▶ _Action item_: Give every line of the data again, exactly as it is written.

▶ _Data supplied_:
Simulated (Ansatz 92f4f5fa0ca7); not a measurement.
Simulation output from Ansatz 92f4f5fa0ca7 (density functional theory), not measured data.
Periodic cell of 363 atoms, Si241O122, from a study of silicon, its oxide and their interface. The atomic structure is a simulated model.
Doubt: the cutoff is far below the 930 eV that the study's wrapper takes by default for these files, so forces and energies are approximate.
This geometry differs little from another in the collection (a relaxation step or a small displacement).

▶ _Task response_:
Simulated (Ansatz 92f4f5fa0ca7); not a measurement.
Simulation output from Ansatz 92f4f5fa0ca7 (density functional theory), not measured data.
Periodic cell of 363 atoms, Si241O122, from a study of silicon, its oxide and their interface. The atomic structure is a simulated model.
Doubt: the cutoff is far below the 930 eV that the study's wrapper takes by default for these files, so forces and energies are approximate.
This geometry differs little from another in the collection (a relaxation step or a small displacement).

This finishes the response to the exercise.